EXERCISE - Beneath this task are records; print exactly the stretch of them from the line with "- NELECT = 17.5, E(σ→0) (eV/atom): -4.1181" through the line with "Left out are", both ends included.

RECORDS SUPPLIED -
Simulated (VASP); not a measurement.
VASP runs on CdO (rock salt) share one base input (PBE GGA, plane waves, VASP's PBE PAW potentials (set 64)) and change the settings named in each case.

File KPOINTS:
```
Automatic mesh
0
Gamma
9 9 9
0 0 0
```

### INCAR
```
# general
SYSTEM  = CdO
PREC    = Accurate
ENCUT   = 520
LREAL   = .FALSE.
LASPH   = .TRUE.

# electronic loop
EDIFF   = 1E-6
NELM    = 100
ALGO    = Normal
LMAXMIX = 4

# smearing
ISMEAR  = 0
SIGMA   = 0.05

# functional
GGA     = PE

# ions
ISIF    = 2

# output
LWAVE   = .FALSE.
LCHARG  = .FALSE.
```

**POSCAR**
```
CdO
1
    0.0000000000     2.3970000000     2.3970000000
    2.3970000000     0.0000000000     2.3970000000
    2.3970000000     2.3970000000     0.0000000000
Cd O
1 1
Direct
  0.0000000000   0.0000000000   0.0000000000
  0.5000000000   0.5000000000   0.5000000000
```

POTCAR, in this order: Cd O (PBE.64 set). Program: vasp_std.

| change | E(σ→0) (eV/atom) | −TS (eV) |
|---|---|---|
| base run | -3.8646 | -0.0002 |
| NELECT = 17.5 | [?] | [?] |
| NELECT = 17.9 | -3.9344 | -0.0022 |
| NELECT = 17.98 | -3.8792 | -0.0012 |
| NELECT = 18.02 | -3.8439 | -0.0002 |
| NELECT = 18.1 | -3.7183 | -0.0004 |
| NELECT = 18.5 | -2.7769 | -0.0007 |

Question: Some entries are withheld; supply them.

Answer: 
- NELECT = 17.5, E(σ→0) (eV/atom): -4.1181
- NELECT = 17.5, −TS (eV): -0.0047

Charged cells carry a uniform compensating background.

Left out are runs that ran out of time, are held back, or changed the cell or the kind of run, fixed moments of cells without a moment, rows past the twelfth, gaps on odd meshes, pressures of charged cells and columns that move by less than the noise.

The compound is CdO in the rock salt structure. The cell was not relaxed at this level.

REPLY -
- NELECT = 17.5, E(σ→0) (eV/atom): -4.1181
- NELECT = 17.5, −TS (eV): -0.0047

Charged cells carry a uniform compensating background.

Left out are runs that ran out of time, are held back, or changed the cell or the kind of run, fixed moments of cells without a moment, rows past the twelfth, gaps on odd meshes, pressures of charged cells and columns that move by less than the noise.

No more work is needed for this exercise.